RECORD EXCERPTS —
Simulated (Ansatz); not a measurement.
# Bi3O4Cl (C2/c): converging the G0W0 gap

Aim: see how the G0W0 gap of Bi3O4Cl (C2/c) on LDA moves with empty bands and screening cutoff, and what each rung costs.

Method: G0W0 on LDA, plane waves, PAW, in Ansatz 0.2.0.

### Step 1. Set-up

WORK INSTRUCTION — The records above are to be restated word for word.

TASK ANSWER —
Simulated (Ansatz); not a measurement.
# Bi3O4Cl (C2/c): converging the G0W0 gap

Aim: see how the G0W0 gap of Bi3O4Cl (C2/c) on LDA moves with empty bands and screening cutoff, and what each rung costs.

Method: G0W0 on LDA, plane waves, PAW, in Ansatz 0.2.0.

### Step 1. Set-up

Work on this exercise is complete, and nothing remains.